Source data -
-------

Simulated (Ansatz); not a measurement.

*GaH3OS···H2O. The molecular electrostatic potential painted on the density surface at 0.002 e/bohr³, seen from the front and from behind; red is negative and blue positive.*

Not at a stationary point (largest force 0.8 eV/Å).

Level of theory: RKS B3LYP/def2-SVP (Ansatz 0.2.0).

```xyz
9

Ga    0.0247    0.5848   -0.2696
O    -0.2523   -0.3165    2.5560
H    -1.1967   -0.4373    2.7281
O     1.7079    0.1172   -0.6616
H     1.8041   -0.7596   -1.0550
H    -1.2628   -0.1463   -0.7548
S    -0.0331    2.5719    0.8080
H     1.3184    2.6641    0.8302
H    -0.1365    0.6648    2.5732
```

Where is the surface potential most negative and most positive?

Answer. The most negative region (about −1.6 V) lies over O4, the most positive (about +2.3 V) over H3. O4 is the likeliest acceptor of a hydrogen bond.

-------

The whole listing needs copying. Write it out exactly.

Simulated (Ansatz); not a measurement.

*GaH3OS···H2O. The molecular electrostatic potential painted on the density surface at 0.002 e/bohr³, seen from the front and from behind; red is negative and blue positive.*

Not at a stationary point (largest force 0.8 eV/Å).

Level of theory: RKS B3LYP/def2-SVP (Ansatz 0.2.0).

```xyz
9

Ga    0.0247    0.5848   -0.2696
O    -0.2523   -0.3165    2.5560
H    -1.1967   -0.4373    2.7281
O     1.7079    0.1172   -0.6616
H     1.8041   -0.7596   -1.0550
H    -1.2628   -0.1463   -0.7548
S    -0.0331    2.5719    0.8080
H     1.3184    2.6641    0.8302
H    -0.1365    0.6648    2.5732
```

Where is the surface potential most negative and most positive?

Answer. The most negative region (about −1.6 V) lies over O4, the most positive (about +2.3 V) over H3. O4 is the likeliest acceptor of a hydrogen bond.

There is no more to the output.